■ Extracted entries:
════════
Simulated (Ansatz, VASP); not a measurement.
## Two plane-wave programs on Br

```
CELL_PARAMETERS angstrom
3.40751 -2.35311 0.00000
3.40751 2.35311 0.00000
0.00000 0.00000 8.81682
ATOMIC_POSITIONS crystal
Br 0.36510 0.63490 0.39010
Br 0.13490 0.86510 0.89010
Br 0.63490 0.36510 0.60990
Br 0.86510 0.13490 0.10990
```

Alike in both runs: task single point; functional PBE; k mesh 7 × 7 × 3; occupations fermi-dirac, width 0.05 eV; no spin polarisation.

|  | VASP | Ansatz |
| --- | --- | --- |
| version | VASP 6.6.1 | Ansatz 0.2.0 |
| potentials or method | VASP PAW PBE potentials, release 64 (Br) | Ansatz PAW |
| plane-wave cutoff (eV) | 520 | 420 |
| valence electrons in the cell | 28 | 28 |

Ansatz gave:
════════

■ Work task: Your job is to output all of the material exactly.

■ Exercise output:
Simulated (Ansatz, VASP); not a measurement.
## Two plane-wave programs on Br

```
CELL_PARAMETERS angstrom
3.40751 -2.35311 0.00000
3.40751 2.35311 0.00000
0.00000 0.00000 8.81682
ATOMIC_POSITIONS crystal
Br 0.36510 0.63490 0.39010
Br 0.13490 0.86510 0.89010
Br 0.63490 0.36510 0.60990
Br 0.86510 0.13490 0.10990
```

Alike in both runs: task single point; functional PBE; k mesh 7 × 7 × 3; occupations fermi-dirac, width 0.05 eV; no spin polarisation.

|  | VASP | Ansatz |
| --- | --- | --- |
| version | VASP 6.6.1 | Ansatz 0.2.0 |
| potentials or method | VASP PAW PBE potentials, release 64 (Br) | Ansatz PAW |
| plane-wave cutoff (eV) | 520 | 420 |
| valence electrons in the cell | 28 | 28 |

Ansatz gave:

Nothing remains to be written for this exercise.